• _DATA LISTING_
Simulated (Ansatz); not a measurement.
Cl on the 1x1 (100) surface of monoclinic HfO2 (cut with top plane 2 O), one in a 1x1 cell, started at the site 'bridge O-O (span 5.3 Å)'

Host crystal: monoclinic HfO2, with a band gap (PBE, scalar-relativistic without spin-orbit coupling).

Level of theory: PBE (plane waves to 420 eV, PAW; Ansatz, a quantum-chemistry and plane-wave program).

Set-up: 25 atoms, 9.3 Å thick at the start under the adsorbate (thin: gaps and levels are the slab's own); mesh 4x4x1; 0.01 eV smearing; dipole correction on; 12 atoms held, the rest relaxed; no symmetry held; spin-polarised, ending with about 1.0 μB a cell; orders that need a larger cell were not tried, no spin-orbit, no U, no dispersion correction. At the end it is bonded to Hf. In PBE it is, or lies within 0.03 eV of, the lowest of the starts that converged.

• _ASSIGNMENT_
Reproduce the entries exactly, but only from their first line to the line holding "Level of theory: PBE", with that last line kept.

• _TASK RESPONSE_
Simulated (Ansatz); not a measurement.
Cl on the 1x1 (100) surface of monoclinic HfO2 (cut with top plane 2 O), one in a 1x1 cell, started at the site 'bridge O-O (span 5.3 Å)'

Host crystal: monoclinic HfO2, with a band gap (PBE, scalar-relativistic without spin-orbit coupling).

Level of theory: PBE (plane waves to 420 eV, PAW; Ansatz, a quantum-chemistry and plane-wave program).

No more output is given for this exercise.